Entries supplied:
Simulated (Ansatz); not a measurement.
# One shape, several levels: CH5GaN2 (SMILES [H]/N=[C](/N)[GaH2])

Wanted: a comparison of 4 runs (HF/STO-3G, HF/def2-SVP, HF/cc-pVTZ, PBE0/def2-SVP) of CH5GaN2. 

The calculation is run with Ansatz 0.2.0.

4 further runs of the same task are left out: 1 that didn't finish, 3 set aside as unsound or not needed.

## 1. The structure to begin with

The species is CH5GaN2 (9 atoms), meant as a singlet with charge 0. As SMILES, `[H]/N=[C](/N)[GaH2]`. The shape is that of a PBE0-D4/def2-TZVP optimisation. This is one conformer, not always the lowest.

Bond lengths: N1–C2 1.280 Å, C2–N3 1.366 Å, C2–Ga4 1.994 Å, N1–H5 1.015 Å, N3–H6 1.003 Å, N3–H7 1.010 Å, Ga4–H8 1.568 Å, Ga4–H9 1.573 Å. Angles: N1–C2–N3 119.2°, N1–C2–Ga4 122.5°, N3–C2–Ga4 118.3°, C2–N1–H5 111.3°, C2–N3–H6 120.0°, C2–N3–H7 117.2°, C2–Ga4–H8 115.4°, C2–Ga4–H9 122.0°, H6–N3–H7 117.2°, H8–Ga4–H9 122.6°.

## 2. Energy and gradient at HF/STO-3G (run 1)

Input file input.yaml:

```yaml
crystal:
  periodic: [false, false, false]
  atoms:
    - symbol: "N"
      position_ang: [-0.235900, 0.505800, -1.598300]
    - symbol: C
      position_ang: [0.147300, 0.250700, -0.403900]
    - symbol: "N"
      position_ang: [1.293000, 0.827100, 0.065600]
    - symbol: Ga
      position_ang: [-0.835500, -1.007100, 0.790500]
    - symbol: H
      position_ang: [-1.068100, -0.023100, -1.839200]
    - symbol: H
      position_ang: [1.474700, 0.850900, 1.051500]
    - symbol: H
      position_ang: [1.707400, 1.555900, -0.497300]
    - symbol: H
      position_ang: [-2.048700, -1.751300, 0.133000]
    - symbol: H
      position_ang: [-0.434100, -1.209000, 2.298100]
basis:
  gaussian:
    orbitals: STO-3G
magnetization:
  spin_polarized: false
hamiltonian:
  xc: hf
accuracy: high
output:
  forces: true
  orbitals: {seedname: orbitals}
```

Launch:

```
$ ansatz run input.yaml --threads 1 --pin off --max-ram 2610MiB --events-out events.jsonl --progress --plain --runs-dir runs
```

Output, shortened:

Work instruction:
Return each line exactly, beginning at the start of the material above and ending at the line that includes "4 further runs", with both of those kept.

Exercise output:
Simulated (Ansatz); not a measurement.
# One shape, several levels: CH5GaN2 (SMILES [H]/N=[C](/N)[GaH2])

Wanted: a comparison of 4 runs (HF/STO-3G, HF/def2-SVP, HF/cc-pVTZ, PBE0/def2-SVP) of CH5GaN2. 

The calculation is run with Ansatz 0.2.0.

4 further runs of the same task are left out: 1 that didn't finish, 3 set aside as unsound or not needed.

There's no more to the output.